Repeat exactly, and only, the lines of the entries below from the one with "volume (Å³) |" through the one with "3.28 | 103.60 |", both ends included.

**Given information**.

○ ○ ○ ○

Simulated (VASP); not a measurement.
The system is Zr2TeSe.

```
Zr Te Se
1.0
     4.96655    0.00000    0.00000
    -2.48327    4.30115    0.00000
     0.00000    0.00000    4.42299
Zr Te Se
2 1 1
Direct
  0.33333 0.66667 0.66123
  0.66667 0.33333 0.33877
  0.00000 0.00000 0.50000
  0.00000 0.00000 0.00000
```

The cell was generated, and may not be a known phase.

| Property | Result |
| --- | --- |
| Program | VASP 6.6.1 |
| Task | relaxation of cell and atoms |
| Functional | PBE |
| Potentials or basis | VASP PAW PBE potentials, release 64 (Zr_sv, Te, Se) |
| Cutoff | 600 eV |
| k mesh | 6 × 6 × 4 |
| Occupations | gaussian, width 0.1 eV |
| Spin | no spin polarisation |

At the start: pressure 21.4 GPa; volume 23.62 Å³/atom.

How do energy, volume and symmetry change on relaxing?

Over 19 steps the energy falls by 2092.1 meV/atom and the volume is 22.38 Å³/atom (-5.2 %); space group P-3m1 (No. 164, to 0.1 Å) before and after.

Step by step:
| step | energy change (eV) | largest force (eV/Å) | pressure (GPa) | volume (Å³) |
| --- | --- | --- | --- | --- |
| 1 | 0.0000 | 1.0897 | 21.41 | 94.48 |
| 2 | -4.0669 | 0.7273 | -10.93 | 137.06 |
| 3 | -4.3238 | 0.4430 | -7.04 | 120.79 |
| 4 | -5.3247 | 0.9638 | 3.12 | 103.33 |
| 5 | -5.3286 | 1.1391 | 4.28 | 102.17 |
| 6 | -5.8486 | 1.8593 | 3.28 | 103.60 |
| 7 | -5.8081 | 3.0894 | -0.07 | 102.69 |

○ ○ ○ ○

**Exercise answer**.
| step | energy change (eV) | largest force (eV/Å) | pressure (GPa) | volume (Å³) |
| --- | --- | --- | --- | --- |
| 1 | 0.0000 | 1.0897 | 21.41 | 94.48 |
| 2 | -4.0669 | 0.7273 | -10.93 | 137.06 |
| 3 | -4.3238 | 0.4430 | -7.04 | 120.79 |
| 4 | -5.3247 | 0.9638 | 3.12 | 103.33 |
| 5 | -5.3286 | 1.1391 | 4.28 | 102.17 |
| 6 | -5.8486 | 1.8593 | 3.28 | 103.60 |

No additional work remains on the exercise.